- **Work item**
What is needed is an exact printout of all the data.

- **Information supplied**
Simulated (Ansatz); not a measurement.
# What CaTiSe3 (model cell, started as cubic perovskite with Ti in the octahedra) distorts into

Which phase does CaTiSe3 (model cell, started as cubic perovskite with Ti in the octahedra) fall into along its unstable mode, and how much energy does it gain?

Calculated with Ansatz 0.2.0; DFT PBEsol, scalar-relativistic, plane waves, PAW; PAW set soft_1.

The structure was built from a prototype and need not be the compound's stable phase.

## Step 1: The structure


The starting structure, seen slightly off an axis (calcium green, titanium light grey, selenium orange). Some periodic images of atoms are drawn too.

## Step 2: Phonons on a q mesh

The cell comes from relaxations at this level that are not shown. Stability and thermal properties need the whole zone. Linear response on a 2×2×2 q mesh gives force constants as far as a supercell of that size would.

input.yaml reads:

- **Result**
Simulated (Ansatz); not a measurement.
# What CaTiSe3 (model cell, started as cubic perovskite with Ti in the octahedra) distorts into

Which phase does CaTiSe3 (model cell, started as cubic perovskite with Ti in the octahedra) fall into along its unstable mode, and how much energy does it gain?

Calculated with Ansatz 0.2.0; DFT PBEsol, scalar-relativistic, plane waves, PAW; PAW set soft_1.

The structure was built from a prototype and need not be the compound's stable phase.

## Step 1: The structure


The starting structure, seen slightly off an axis (calcium green, titanium light grey, selenium orange). Some periodic images of atoms are drawn too.

## Step 2: Phonons on a q mesh

The cell comes from relaxations at this level that are not shown. Stability and thermal properties need the whole zone. Linear response on a 2×2×2 q mesh gives force constants as far as a supercell of that size would.

input.yaml reads:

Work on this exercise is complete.